[PROVIDED MATERIAL]
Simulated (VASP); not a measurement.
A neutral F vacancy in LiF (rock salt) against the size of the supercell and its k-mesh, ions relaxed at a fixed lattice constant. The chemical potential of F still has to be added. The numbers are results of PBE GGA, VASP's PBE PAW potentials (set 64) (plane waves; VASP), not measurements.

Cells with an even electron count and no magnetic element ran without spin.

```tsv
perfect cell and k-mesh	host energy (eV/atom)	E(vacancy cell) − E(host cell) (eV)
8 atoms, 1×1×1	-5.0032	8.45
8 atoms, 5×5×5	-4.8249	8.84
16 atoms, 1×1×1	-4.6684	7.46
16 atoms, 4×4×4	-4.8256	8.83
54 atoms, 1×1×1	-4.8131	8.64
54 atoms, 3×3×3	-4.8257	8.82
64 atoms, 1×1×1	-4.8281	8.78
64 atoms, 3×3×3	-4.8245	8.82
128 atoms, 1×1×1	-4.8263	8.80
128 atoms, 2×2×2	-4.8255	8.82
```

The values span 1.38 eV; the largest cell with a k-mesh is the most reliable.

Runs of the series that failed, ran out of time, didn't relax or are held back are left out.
[/PROVIDED MATERIAL]

The full set of entries above has to be restated exactly.

Simulated (VASP); not a measurement.
A neutral F vacancy in LiF (rock salt) against the size of the supercell and its k-mesh, ions relaxed at a fixed lattice constant. The chemical potential of F still has to be added. The numbers are results of PBE GGA, VASP's PBE PAW potentials (set 64) (plane waves; VASP), not measurements.

Cells with an even electron count and no magnetic element ran without spin.

```tsv
perfect cell and k-mesh	host energy (eV/atom)	E(vacancy cell) − E(host cell) (eV)
8 atoms, 1×1×1	-5.0032	8.45
8 atoms, 5×5×5	-4.8249	8.84
16 atoms, 1×1×1	-4.6684	7.46
16 atoms, 4×4×4	-4.8256	8.83
54 atoms, 1×1×1	-4.8131	8.64
54 atoms, 3×3×3	-4.8257	8.82
64 atoms, 1×1×1	-4.8281	8.78
64 atoms, 3×3×3	-4.8245	8.82
128 atoms, 1×1×1	-4.8263	8.80
128 atoms, 2×2×2	-4.8255	8.82
```

The values span 1.38 eV; the largest cell with a k-mesh is the most reliable.

Runs of the series that failed, ran out of time, didn't relax or are held back are left out.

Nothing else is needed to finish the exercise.